▸ **Required action**
Please return the full listing. Every line must match exactly.

▸ **Information provided**

==*==

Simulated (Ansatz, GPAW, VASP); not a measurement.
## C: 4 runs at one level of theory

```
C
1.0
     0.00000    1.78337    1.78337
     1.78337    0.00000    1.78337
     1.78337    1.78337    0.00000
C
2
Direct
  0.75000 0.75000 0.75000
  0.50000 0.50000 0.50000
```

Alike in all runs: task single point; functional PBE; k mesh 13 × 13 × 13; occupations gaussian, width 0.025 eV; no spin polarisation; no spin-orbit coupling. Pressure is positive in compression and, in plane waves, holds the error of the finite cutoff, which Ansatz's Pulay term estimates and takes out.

==*==

▸ **Task solution**
Simulated (Ansatz, GPAW, VASP); not a measurement.
## C: 4 runs at one level of theory

```
C
1.0
     0.00000    1.78337    1.78337
     1.78337    0.00000    1.78337
     1.78337    1.78337    0.00000
C
2
Direct
  0.75000 0.75000 0.75000
  0.50000 0.50000 0.50000
```

Alike in all runs: task single point; functional PBE; k mesh 13 × 13 × 13; occupations gaussian, width 0.025 eV; no spin polarisation; no spin-orbit coupling. Pressure is positive in compression and, in plane waves, holds the error of the finite cutoff, which Ansatz's Pulay term estimates and takes out.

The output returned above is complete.